Extracted entries below:

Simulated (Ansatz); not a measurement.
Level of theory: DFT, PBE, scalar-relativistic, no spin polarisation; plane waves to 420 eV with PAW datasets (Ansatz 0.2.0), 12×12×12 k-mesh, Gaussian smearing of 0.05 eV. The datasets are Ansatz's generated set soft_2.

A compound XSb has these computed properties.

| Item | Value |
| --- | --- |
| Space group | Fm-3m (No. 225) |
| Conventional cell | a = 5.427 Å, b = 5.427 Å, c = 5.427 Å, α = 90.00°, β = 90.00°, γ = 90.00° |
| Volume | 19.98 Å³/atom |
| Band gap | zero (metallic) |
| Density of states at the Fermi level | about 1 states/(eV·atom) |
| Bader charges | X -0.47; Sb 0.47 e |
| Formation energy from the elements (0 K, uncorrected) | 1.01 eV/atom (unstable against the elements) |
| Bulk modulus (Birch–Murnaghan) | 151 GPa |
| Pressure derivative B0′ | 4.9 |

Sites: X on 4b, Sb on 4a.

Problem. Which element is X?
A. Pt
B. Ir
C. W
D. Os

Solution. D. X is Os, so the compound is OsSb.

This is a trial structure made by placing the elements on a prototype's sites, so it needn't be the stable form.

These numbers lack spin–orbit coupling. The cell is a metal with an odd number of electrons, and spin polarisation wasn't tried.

End of Extracted entries.

• **Work item**:
Every line above from the line with "zero (metallic) |" to the line with "Solution. D. X", inclusive, must be returned exactly; no other line belongs in the reply.

• **Exercise answer**:
| Band gap | zero (metallic) |
| Density of states at the Fermi level | about 1 states/(eV·atom) |
| Bader charges | X -0.47; Sb 0.47 e |
| Formation energy from the elements (0 K, uncorrected) | 1.01 eV/atom (unstable against the elements) |
| Bulk modulus (Birch–Murnaghan) | 151 GPa |
| Pressure derivative B0′ | 4.9 |

Sites: X on 4b, Sb on 4a.

Problem. Which element is X?
A. Pt
B. Ir
C. W
D. Os

Solution. D. X is Os, so the compound is OsSb.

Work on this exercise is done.